Go through the following data and transcribe exactly the stretch of lines from the one holding "energy, lowest first." to the one holding "B (-7.79 eV).", both included.

▬▬▬

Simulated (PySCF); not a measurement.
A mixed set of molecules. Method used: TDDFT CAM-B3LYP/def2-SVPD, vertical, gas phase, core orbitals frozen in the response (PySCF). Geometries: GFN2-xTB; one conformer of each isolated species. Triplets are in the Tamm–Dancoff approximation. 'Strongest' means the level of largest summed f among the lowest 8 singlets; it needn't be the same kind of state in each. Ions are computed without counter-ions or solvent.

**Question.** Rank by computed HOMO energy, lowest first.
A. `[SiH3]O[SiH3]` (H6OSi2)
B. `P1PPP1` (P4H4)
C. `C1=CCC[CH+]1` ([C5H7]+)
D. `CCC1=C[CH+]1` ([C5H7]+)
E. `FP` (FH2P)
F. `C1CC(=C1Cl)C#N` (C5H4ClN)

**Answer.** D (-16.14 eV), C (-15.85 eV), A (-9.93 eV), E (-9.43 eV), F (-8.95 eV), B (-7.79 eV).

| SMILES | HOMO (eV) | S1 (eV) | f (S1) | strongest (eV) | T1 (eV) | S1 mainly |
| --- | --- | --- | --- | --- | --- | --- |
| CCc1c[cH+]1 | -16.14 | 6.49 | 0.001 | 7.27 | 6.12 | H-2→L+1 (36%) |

▬▬▬

§ TASK SOLUTION:
**Question.** Rank by computed HOMO energy, lowest first.
A. `[SiH3]O[SiH3]` (H6OSi2)
B. `P1PPP1` (P4H4)
C. `C1=CCC[CH+]1` ([C5H7]+)
D. `CCC1=C[CH+]1` ([C5H7]+)
E. `FP` (FH2P)
F. `C1CC(=C1Cl)C#N` (C5H4ClN)

**Answer.** D (-16.14 eV), C (-15.85 eV), A (-9.93 eV), E (-9.43 eV), F (-8.95 eV), B (-7.79 eV).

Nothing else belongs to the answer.